** Entries shown follows **
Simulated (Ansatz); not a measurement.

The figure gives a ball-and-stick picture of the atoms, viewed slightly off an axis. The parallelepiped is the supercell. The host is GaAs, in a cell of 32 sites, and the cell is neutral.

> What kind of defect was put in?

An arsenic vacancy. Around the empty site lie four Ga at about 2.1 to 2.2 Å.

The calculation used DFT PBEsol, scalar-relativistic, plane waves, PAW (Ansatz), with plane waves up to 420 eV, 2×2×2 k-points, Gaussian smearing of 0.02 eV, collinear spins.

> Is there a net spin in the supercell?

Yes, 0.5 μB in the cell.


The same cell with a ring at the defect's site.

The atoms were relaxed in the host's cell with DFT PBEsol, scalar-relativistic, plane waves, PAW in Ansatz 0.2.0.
** End of Entries shown **

# Work request
Take the first line of the material above as the start and the line that contains "The same cell" as the end. Output only that span, every line exactly as it stands.

# Your solution
Simulated (Ansatz); not a measurement.

The figure gives a ball-and-stick picture of the atoms, viewed slightly off an axis. The parallelepiped is the supercell. The host is GaAs, in a cell of 32 sites, and the cell is neutral.

> What kind of defect was put in?

An arsenic vacancy. Around the empty site lie four Ga at about 2.1 to 2.2 Å.

The calculation used DFT PBEsol, scalar-relativistic, plane waves, PAW (Ansatz), with plane waves up to 420 eV, 2×2×2 k-points, Gaussian smearing of 0.02 eV, collinear spins.

> Is there a net spin in the supercell?

Yes, 0.5 μB in the cell.


The same cell with a ring at the defect's site.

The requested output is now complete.